# [DATA SUPPLIED]
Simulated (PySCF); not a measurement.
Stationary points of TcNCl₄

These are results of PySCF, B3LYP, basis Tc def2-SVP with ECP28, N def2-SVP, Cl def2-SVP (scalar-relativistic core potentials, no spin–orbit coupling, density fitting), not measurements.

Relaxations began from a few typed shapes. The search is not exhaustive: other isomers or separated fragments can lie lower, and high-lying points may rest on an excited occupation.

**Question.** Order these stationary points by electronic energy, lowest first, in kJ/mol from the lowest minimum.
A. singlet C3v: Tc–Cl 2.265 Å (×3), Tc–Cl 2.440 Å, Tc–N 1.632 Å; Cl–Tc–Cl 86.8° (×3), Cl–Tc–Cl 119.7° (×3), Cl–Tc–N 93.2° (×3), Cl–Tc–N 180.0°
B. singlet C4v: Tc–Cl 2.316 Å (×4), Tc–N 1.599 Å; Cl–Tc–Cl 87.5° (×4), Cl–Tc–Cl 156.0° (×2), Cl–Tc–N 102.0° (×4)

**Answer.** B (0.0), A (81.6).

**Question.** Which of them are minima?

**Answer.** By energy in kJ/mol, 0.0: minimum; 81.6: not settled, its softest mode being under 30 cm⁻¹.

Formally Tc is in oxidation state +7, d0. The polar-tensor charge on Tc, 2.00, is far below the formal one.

# [ASSIGNMENT]
In the material above, find the line containing "B. singlet C4v: Tc–Cl" and the line containing "under 30 cm⁻¹.", then write out exactly those two lines and every line between them, and nothing more.

# [RESULT]
B. singlet C4v: Tc–Cl 2.316 Å (×4), Tc–N 1.599 Å; Cl–Tc–Cl 87.5° (×4), Cl–Tc–Cl 156.0° (×2), Cl–Tc–N 102.0° (×4)

**Answer.** B (0.0), A (81.6).

**Question.** Which of them are minima?

**Answer.** By energy in kJ/mol, 0.0: minimum; 81.6: not settled, its softest mode being under 30 cm⁻¹.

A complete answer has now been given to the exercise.